__________

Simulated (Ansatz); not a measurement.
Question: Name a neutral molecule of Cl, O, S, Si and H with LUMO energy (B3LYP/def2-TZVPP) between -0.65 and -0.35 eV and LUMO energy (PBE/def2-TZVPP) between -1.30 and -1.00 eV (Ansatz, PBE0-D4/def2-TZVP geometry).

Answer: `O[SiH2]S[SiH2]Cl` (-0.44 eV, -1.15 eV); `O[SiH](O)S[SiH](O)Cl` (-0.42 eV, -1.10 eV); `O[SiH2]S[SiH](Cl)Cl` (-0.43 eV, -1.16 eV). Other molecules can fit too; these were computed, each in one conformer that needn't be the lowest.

__________

**ACTION ITEM**: The expected response is the full set of records, reproduced exactly.

**YOUR SOLUTION**:
Simulated (Ansatz); not a measurement.
Question: Name a neutral molecule of Cl, O, S, Si and H with LUMO energy (B3LYP/def2-TZVPP) between -0.65 and -0.35 eV and LUMO energy (PBE/def2-TZVPP) between -1.30 and -1.00 eV (Ansatz, PBE0-D4/def2-TZVP geometry).

Answer: `O[SiH2]S[SiH2]Cl` (-0.44 eV, -1.15 eV); `O[SiH](O)S[SiH](O)Cl` (-0.42 eV, -1.10 eV); `O[SiH2]S[SiH](Cl)Cl` (-0.43 eV, -1.16 eV). Other molecules can fit too; these were computed, each in one conformer that needn't be the lowest.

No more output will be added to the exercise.